## Assignment
Output the records, every one, exactly as given.

Start of Records shown

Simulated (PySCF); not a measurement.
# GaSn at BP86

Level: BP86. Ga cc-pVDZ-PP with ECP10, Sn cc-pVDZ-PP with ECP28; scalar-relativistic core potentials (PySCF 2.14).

End of Records shown

## Written response
Simulated (PySCF); not a measurement.
# GaSn at BP86

Level: BP86. Ga cc-pVDZ-PP with ECP10, Sn cc-pVDZ-PP with ECP28; scalar-relativistic core potentials (PySCF 2.14).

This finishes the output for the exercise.